> [Task item]
Reproduce the opening lines of the records exactly, up to and including the line in which "A k mesh can" occurs.

> [Record excerpts]
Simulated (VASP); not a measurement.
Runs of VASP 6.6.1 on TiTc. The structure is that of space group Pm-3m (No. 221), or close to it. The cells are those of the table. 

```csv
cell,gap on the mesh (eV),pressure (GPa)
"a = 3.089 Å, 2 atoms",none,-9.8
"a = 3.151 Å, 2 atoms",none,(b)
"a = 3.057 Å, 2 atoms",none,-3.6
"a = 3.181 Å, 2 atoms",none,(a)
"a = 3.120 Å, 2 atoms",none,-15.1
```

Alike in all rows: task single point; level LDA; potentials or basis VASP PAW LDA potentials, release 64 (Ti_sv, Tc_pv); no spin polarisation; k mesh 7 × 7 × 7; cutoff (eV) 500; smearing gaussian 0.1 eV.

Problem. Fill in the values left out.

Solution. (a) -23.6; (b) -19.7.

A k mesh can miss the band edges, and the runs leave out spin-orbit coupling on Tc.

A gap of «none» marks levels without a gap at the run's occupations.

> [Your solution]
Simulated (VASP); not a measurement.
Runs of VASP 6.6.1 on TiTc. The structure is that of space group Pm-3m (No. 221), or close to it. The cells are those of the table. 

```csv
cell,gap on the mesh (eV),pressure (GPa)
"a = 3.089 Å, 2 atoms",none,-9.8
"a = 3.151 Å, 2 atoms",none,(b)
"a = 3.057 Å, 2 atoms",none,-3.6
"a = 3.181 Å, 2 atoms",none,(a)
"a = 3.120 Å, 2 atoms",none,-15.1
```

Alike in all rows: task single point; level LDA; potentials or basis VASP PAW LDA potentials, release 64 (Ti_sv, Tc_pv); no spin polarisation; k mesh 7 × 7 × 7; cutoff (eV) 500; smearing gaussian 0.1 eV.

Problem. Fill in the values left out.

Solution. (a) -23.6; (b) -19.7.

A k mesh can miss the band edges, and the runs leave out spin-orbit coupling on Tc.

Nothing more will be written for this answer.